• _Information given_:
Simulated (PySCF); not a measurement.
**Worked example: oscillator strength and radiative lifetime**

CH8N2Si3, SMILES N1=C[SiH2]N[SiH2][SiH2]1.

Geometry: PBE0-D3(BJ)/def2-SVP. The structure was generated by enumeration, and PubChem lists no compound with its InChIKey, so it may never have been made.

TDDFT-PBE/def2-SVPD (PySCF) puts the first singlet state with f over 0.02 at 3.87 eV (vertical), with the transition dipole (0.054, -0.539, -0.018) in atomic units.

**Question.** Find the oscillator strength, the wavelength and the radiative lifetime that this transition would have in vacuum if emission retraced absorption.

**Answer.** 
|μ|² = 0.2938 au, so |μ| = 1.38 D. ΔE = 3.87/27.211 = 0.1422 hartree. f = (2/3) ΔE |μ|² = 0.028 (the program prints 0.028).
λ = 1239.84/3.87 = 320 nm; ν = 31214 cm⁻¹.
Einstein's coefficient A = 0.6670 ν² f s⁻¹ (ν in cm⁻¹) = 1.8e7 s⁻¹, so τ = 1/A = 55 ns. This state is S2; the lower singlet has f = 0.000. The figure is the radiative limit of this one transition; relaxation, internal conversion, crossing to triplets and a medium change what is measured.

• _Work instruction_:
From the first line of the data above through the line containing "Geometry: PBE0-D3(BJ)/def2-SVP. The", set each line down again exactly; include both ends and omit everything else.

• _Written solution_:
Simulated (PySCF); not a measurement.
**Worked example: oscillator strength and radiative lifetime**

CH8N2Si3, SMILES N1=C[SiH2]N[SiH2][SiH2]1.

Geometry: PBE0-D3(BJ)/def2-SVP. The structure was generated by enumeration, and PubChem lists no compound with its InChIKey, so it may never have been made.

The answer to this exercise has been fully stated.